◆ **Exercise**
The entries below are to be repeated verbatim, in full.

[Start of section]
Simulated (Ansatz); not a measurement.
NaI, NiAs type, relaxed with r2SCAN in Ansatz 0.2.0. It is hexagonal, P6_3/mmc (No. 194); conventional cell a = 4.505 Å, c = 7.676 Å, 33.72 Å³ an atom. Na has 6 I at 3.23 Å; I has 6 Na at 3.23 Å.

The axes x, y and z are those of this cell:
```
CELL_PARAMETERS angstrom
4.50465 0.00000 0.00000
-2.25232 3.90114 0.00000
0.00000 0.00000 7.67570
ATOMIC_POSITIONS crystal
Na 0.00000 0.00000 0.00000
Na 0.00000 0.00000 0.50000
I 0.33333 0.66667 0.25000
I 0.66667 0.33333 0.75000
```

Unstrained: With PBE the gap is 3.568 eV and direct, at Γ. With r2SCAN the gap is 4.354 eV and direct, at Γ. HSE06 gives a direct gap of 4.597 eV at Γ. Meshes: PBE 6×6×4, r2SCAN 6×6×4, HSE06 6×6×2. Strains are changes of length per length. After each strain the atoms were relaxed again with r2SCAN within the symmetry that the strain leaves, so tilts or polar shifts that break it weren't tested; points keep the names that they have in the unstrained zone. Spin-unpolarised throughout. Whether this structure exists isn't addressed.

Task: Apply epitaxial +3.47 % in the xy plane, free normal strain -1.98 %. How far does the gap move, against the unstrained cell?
[End of section]

◆ **Exercise result**
Simulated (Ansatz); not a measurement.
NaI, NiAs type, relaxed with r2SCAN in Ansatz 0.2.0. It is hexagonal, P6_3/mmc (No. 194); conventional cell a = 4.505 Å, c = 7.676 Å, 33.72 Å³ an atom. Na has 6 I at 3.23 Å; I has 6 Na at 3.23 Å.

The axes x, y and z are those of this cell:
```
CELL_PARAMETERS angstrom
4.50465 0.00000 0.00000
-2.25232 3.90114 0.00000
0.00000 0.00000 7.67570
ATOMIC_POSITIONS crystal
Na 0.00000 0.00000 0.00000
Na 0.00000 0.00000 0.50000
I 0.33333 0.66667 0.25000
I 0.66667 0.33333 0.75000
```

Unstrained: With PBE the gap is 3.568 eV and direct, at Γ. With r2SCAN the gap is 4.354 eV and direct, at Γ. HSE06 gives a direct gap of 4.597 eV at Γ. Meshes: PBE 6×6×4, r2SCAN 6×6×4, HSE06 6×6×2. Strains are changes of length per length. After each strain the atoms were relaxed again with r2SCAN within the symmetry that the strain leaves, so tilts or polar shifts that break it weren't tested; points keep the names that they have in the unstrained zone. Spin-unpolarised throughout. Whether this structure exists isn't addressed.

Task: Apply epitaxial +3.47 % in the xy plane, free normal strain -1.98 %. How far does the gap move, against the unstrained cell?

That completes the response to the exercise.